GIVEN DATA →
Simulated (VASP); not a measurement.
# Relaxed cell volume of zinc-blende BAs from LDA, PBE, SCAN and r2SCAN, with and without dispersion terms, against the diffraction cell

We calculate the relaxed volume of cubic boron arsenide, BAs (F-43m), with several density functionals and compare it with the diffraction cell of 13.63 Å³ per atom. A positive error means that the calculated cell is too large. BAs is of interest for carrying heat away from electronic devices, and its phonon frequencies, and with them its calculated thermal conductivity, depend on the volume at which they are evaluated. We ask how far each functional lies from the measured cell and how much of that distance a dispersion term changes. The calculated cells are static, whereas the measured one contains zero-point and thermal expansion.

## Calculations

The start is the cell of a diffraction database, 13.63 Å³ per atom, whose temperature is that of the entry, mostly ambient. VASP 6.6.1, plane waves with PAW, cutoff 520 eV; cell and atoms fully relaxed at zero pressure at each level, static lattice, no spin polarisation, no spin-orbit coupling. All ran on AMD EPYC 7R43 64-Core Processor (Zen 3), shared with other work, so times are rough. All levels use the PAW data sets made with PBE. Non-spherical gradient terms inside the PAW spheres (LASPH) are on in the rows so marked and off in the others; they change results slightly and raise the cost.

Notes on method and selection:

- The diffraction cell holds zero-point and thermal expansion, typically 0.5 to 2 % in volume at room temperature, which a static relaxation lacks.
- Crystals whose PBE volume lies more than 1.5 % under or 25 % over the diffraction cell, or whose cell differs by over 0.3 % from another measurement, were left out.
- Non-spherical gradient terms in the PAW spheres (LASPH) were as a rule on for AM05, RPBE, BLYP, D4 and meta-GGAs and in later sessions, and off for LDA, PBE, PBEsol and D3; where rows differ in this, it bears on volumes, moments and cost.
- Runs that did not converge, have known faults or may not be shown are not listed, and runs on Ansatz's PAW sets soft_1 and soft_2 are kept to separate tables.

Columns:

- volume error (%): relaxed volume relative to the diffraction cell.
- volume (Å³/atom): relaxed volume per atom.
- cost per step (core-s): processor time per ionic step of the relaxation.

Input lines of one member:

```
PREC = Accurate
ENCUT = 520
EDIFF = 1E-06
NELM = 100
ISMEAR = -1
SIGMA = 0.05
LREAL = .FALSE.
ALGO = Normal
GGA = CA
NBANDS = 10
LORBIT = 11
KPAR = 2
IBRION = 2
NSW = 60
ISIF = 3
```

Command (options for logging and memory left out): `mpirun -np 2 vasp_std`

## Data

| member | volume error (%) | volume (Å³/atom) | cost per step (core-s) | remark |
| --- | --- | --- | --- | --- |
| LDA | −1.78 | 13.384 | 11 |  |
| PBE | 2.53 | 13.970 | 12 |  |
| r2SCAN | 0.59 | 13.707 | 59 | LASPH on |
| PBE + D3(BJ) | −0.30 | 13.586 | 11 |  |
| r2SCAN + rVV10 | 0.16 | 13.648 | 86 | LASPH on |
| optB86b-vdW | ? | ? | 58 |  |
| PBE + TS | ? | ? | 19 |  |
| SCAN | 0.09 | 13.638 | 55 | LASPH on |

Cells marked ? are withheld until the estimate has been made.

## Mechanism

ASSIGNMENT → Within the material above, copy exactly the lines from the line that holds "The start is" up to and including the line that holds "Input lines of".

TASK RESPONSE →
The start is the cell of a diffraction database, 13.63 Å³ per atom, whose temperature is that of the entry, mostly ambient. VASP 6.6.1, plane waves with PAW, cutoff 520 eV; cell and atoms fully relaxed at zero pressure at each level, static lattice, no spin polarisation, no spin-orbit coupling. All ran on AMD EPYC 7R43 64-Core Processor (Zen 3), shared with other work, so times are rough. All levels use the PAW data sets made with PBE. Non-spherical gradient terms inside the PAW spheres (LASPH) are on in the rows so marked and off in the others; they change results slightly and raise the cost.

Notes on method and selection:

- The diffraction cell holds zero-point and thermal expansion, typically 0.5 to 2 % in volume at room temperature, which a static relaxation lacks.
- Crystals whose PBE volume lies more than 1.5 % under or 25 % over the diffraction cell, or whose cell differs by over 0.3 % from another measurement, were left out.
- Non-spherical gradient terms in the PAW spheres (LASPH) were as a rule on for AM05, RPBE, BLYP, D4 and meta-GGAs and in later sessions, and off for LDA, PBE, PBEsol and D3; where rows differ in this, it bears on volumes, moments and cost.
- Runs that did not converge, have known faults or may not be shown are not listed, and runs on Ansatz's PAW sets soft_1 and soft_2 are kept to separate tables.

Columns:

- volume error (%): relaxed volume relative to the diffraction cell.
- volume (Å³/atom): relaxed volume per atom.
- cost per step (core-s): processor time per ionic step of the relaxation.

Input lines of one member:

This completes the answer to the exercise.